#### REQUIRED ACTION
Set down every entry once more, exactly as it appears.

#### SUPPLIED DATA
********

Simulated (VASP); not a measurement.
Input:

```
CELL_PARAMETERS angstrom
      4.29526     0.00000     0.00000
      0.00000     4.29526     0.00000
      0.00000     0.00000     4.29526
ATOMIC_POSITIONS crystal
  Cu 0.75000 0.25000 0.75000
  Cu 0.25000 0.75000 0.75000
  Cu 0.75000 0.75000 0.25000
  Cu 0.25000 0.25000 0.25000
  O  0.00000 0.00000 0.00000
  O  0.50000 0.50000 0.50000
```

********

#### WRITTEN SOLUTION
Simulated (VASP); not a measurement.
Input:

```
CELL_PARAMETERS angstrom
      4.29526     0.00000     0.00000
      0.00000     4.29526     0.00000
      0.00000     0.00000     4.29526
ATOMIC_POSITIONS crystal
  Cu 0.75000 0.25000 0.75000
  Cu 0.25000 0.75000 0.75000
  Cu 0.75000 0.75000 0.25000
  Cu 0.25000 0.25000 0.25000
  O  0.00000 0.00000 0.00000
  O  0.50000 0.50000 0.50000
```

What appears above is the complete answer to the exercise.